▶

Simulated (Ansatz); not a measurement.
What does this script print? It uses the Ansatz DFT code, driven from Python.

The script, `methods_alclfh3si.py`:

◀

◆ **Requirement**
The records above should be duplicated in full, exactly as given.

◆ **Task solution**
Simulated (Ansatz); not a measurement.
What does this script print? It uses the Ansatz DFT code, driven from Python.

The script, `methods_alclfh3si.py`:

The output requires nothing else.